- - -

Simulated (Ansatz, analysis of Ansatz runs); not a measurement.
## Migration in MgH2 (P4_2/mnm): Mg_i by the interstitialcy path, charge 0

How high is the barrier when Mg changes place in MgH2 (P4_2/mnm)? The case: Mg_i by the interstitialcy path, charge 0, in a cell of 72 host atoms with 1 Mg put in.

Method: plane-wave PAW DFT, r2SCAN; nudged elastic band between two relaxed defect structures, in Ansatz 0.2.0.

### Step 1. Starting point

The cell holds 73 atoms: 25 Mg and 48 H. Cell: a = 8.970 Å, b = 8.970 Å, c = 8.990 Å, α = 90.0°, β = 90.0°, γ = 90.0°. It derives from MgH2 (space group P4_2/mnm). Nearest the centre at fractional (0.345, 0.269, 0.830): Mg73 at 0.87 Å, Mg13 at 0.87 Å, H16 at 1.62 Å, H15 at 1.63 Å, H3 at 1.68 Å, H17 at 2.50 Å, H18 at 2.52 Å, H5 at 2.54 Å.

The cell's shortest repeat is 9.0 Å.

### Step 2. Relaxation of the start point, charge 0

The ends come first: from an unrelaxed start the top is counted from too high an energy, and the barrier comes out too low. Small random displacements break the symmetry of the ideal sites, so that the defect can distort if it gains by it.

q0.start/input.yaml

- - -

* Brief
Up to and including the line that contains "How high is", restate each line of the material above word for word, beginning with its first line.

* Written reply
Simulated (Ansatz, analysis of Ansatz runs); not a measurement.
## Migration in MgH2 (P4_2/mnm): Mg_i by the interstitialcy path, charge 0

How high is the barrier when Mg changes place in MgH2 (P4_2/mnm)? The case: Mg_i by the interstitialcy path, charge 0, in a cell of 72 host atoms with 1 Mg put in.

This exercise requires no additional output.